Assignment — Write out every line exactly, from the first line of the records below through the line that contains "does it need?".

** Dataset excerpts follows **

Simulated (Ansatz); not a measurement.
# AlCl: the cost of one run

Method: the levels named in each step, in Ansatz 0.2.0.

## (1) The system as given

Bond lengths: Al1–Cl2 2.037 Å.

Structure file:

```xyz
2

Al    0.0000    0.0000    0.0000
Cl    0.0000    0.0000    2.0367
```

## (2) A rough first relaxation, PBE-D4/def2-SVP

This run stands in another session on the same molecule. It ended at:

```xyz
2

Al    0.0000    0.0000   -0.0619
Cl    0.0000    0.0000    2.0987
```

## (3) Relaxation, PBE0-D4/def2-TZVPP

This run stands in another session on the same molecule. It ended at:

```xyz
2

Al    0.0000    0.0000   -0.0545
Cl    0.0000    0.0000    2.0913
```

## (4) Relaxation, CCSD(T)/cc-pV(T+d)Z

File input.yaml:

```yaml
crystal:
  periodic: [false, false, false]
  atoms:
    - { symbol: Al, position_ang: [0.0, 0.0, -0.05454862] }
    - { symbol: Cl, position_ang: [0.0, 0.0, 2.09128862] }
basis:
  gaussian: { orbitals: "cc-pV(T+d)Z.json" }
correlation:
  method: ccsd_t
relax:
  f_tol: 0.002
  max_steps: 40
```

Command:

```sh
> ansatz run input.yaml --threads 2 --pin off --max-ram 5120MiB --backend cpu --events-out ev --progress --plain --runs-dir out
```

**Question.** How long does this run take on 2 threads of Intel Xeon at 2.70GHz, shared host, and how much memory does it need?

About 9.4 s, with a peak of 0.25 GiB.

** End of Dataset excerpts **

Task solution —
Simulated (Ansatz); not a measurement.
# AlCl: the cost of one run

Method: the levels named in each step, in Ansatz 0.2.0.

## (1) The system as given

Bond lengths: Al1–Cl2 2.037 Å.

Structure file:

```xyz
2

Al    0.0000    0.0000    0.0000
Cl    0.0000    0.0000    2.0367
```

## (2) A rough first relaxation, PBE-D4/def2-SVP

This run stands in another session on the same molecule. It ended at:

```xyz
2

Al    0.0000    0.0000   -0.0619
Cl    0.0000    0.0000    2.0987
```

## (3) Relaxation, PBE0-D4/def2-TZVPP

This run stands in another session on the same molecule. It ended at:

```xyz
2

Al    0.0000    0.0000   -0.0545
Cl    0.0000    0.0000    2.0913
```

## (4) Relaxation, CCSD(T)/cc-pV(T+d)Z

File input.yaml:

```yaml
crystal:
  periodic: [false, false, false]
  atoms:
    - { symbol: Al, position_ang: [0.0, 0.0, -0.05454862] }
    - { symbol: Cl, position_ang: [0.0, 0.0, 2.09128862] }
basis:
  gaussian: { orbitals: "cc-pV(T+d)Z.json" }
correlation:
  method: ccsd_t
relax:
  f_tol: 0.002
  max_steps: 40
```

Command:

```sh
> ansatz run input.yaml --threads 2 --pin off --max-ram 5120MiB --backend cpu --events-out ev --progress --plain --runs-dir out
```

**Question.** How long does this run take on 2 threads of Intel Xeon at 2.70GHz, shared host, and how much memory does it need?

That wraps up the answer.